● **Task item**
Look through the material below and copy exactly the lines from the line with "MgO: band gap by level of theory" to the line with "to reproduce it.", those two lines included.

------------------------------------------------

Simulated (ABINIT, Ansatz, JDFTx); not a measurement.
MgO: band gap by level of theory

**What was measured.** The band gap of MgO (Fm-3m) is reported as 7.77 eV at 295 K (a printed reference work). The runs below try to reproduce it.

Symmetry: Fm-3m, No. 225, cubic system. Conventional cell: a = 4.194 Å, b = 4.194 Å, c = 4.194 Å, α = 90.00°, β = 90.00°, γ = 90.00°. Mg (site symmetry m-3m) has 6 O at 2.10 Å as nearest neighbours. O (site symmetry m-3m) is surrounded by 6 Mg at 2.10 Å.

------------------------------------------------

● **Exercise solution**
MgO: band gap by level of theory

**What was measured.** The band gap of MgO (Fm-3m) is reported as 7.77 eV at 295 K (a printed reference work). The runs below try to reproduce it.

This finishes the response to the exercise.